━━━━
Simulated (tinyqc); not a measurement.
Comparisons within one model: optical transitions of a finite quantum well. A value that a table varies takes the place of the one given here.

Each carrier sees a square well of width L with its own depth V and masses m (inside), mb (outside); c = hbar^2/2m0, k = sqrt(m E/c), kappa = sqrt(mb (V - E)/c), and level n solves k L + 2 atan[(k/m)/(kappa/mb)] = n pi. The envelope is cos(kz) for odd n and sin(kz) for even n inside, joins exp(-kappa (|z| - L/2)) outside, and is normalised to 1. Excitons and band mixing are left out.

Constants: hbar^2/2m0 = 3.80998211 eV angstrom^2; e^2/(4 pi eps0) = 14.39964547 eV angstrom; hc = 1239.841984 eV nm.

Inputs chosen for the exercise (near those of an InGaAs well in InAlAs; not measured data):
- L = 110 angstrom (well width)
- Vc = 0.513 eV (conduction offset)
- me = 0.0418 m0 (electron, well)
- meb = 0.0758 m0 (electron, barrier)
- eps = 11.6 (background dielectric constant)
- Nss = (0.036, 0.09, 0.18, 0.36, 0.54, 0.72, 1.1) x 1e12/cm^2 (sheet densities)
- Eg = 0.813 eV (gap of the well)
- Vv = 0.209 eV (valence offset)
━━━━

■ **Assigned task**
What is needed is an exact repetition of the lines from the first line of the records through the line containing "- Vc = 0.513 eV (conduction offset)", both ends included, and nothing more.

■ **Task output**
Simulated (tinyqc); not a measurement.
Comparisons within one model: optical transitions of a finite quantum well. A value that a table varies takes the place of the one given here.

Each carrier sees a square well of width L with its own depth V and masses m (inside), mb (outside); c = hbar^2/2m0, k = sqrt(m E/c), kappa = sqrt(mb (V - E)/c), and level n solves k L + 2 atan[(k/m)/(kappa/mb)] = n pi. The envelope is cos(kz) for odd n and sin(kz) for even n inside, joins exp(-kappa (|z| - L/2)) outside, and is normalised to 1. Excitons and band mixing are left out.

Constants: hbar^2/2m0 = 3.80998211 eV angstrom^2; e^2/(4 pi eps0) = 14.39964547 eV angstrom; hc = 1239.841984 eV nm.

Inputs chosen for the exercise (near those of an InGaAs well in InAlAs; not measured data):
- L = 110 angstrom (well width)
- Vc = 0.513 eV (conduction offset)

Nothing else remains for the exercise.